__DATASET__:
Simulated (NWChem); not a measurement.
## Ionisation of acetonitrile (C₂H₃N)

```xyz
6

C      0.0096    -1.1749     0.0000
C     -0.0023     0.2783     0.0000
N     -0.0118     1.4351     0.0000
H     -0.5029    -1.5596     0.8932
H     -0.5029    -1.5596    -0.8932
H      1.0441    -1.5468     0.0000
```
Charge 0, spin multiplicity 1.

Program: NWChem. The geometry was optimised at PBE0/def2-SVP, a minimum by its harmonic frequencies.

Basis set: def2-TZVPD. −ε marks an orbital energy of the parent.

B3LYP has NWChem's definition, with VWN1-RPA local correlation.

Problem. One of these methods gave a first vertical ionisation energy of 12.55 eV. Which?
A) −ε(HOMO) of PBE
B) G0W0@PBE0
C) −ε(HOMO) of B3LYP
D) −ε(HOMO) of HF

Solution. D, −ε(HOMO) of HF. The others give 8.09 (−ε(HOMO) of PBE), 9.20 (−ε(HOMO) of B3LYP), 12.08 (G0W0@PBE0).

__BRIEF__: Retype every record above exactly.

__EXERCISE RESPONSE__:
Simulated (NWChem); not a measurement.
## Ionisation of acetonitrile (C₂H₃N)

```xyz
6

C      0.0096    -1.1749     0.0000
C     -0.0023     0.2783     0.0000
N     -0.0118     1.4351     0.0000
H     -0.5029    -1.5596     0.8932
H     -0.5029    -1.5596    -0.8932
H      1.0441    -1.5468     0.0000
```
Charge 0, spin multiplicity 1.

Program: NWChem. The geometry was optimised at PBE0/def2-SVP, a minimum by its harmonic frequencies.

Basis set: def2-TZVPD. −ε marks an orbital energy of the parent.

B3LYP has NWChem's definition, with VWN1-RPA local correlation.

Problem. One of these methods gave a first vertical ionisation energy of 12.55 eV. Which?
A) −ε(HOMO) of PBE
B) G0W0@PBE0
C) −ε(HOMO) of B3LYP
D) −ε(HOMO) of HF

Solution. D, −ε(HOMO) of HF. The others give 8.09 (−ε(HOMO) of PBE), 9.20 (−ε(HOMO) of B3LYP), 12.08 (G0W0@PBE0).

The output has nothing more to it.